**WORK ITEM:** Below are the records; restate word for word the lines from the first through the one containing "Half of a symmetric", and only those.

**SOURCE MATERIAL:**
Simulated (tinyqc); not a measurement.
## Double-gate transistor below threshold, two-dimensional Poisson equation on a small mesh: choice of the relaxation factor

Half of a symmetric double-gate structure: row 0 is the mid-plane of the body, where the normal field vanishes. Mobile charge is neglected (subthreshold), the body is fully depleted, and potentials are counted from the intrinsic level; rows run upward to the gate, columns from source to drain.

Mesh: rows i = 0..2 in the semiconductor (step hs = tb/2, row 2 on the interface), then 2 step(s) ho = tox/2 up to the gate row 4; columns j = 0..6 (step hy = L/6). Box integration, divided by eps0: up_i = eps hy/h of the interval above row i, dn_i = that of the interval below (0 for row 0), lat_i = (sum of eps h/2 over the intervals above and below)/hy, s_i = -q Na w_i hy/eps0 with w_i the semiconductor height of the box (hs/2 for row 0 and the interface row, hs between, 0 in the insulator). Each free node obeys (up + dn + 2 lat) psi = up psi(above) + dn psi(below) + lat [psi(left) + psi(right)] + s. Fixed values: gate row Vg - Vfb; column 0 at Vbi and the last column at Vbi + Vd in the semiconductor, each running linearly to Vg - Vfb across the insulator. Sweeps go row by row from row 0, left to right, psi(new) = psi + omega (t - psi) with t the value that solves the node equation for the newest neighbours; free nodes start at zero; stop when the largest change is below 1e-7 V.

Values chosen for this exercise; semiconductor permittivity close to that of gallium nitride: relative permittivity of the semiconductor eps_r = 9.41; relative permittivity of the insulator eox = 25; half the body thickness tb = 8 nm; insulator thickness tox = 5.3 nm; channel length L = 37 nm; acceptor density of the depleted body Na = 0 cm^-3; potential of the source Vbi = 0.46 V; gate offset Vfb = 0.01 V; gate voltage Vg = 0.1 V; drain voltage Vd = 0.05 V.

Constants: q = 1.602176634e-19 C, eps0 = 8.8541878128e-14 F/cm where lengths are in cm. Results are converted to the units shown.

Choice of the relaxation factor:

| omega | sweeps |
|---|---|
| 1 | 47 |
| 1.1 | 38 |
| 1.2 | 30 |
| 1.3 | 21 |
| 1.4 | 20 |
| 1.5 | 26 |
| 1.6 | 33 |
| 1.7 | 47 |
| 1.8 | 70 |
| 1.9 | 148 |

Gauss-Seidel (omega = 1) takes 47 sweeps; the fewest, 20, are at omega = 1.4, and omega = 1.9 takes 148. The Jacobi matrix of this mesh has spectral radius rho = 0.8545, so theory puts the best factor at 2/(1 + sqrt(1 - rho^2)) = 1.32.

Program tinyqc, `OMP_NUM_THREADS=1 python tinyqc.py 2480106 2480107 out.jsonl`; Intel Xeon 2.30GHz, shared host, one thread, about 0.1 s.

**YOUR SOLUTION:**
Simulated (tinyqc); not a measurement.
## Double-gate transistor below threshold, two-dimensional Poisson equation on a small mesh: choice of the relaxation factor

Half of a symmetric double-gate structure: row 0 is the mid-plane of the body, where the normal field vanishes. Mobile charge is neglected (subthreshold), the body is fully depleted, and potentials are counted from the intrinsic level; rows run upward to the gate, columns from source to drain.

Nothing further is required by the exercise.